Output all of the entries below precisely as written.

= Beginning of Section =

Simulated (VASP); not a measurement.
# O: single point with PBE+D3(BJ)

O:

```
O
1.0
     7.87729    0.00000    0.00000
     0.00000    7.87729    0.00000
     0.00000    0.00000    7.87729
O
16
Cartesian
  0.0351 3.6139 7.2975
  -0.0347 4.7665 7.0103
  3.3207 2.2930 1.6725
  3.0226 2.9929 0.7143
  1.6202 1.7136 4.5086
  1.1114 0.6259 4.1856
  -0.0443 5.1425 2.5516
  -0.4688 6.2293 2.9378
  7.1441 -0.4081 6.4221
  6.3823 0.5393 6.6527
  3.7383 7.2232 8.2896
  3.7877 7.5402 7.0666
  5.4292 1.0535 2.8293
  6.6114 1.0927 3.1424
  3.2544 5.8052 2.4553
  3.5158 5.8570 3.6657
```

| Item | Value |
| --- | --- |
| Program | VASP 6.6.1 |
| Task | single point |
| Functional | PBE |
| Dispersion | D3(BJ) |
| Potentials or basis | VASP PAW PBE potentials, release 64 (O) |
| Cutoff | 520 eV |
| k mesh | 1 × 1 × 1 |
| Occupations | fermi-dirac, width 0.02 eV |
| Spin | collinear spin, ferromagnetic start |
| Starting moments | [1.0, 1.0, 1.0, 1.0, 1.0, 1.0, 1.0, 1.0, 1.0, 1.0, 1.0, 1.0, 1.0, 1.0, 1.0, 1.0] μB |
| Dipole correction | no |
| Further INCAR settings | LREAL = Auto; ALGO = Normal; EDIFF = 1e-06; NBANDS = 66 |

= End of Section =

◆ TASK RESPONSE:
Simulated (VASP); not a measurement.
# O: single point with PBE+D3(BJ)

O:

```
O
1.0
     7.87729    0.00000    0.00000
     0.00000    7.87729    0.00000
     0.00000    0.00000    7.87729
O
16
Cartesian
  0.0351 3.6139 7.2975
  -0.0347 4.7665 7.0103
  3.3207 2.2930 1.6725
  3.0226 2.9929 0.7143
  1.6202 1.7136 4.5086
  1.1114 0.6259 4.1856
  -0.0443 5.1425 2.5516
  -0.4688 6.2293 2.9378
  7.1441 -0.4081 6.4221
  6.3823 0.5393 6.6527
  3.7383 7.2232 8.2896
  3.7877 7.5402 7.0666
  5.4292 1.0535 2.8293
  6.6114 1.0927 3.1424
  3.2544 5.8052 2.4553
  3.5158 5.8570 3.6657
```

| Item | Value |
| --- | --- |
| Program | VASP 6.6.1 |
| Task | single point |
| Functional | PBE |
| Dispersion | D3(BJ) |
| Potentials or basis | VASP PAW PBE potentials, release 64 (O) |
| Cutoff | 520 eV |
| k mesh | 1 × 1 × 1 |
| Occupations | fermi-dirac, width 0.02 eV |
| Spin | collinear spin, ferromagnetic start |
| Starting moments | [1.0, 1.0, 1.0, 1.0, 1.0, 1.0, 1.0, 1.0, 1.0, 1.0, 1.0, 1.0, 1.0, 1.0, 1.0, 1.0] μB |
| Dipole correction | no |
| Further INCAR settings | LREAL = Auto; ALGO = Normal; EDIFF = 1e-06; NBANDS = 66 |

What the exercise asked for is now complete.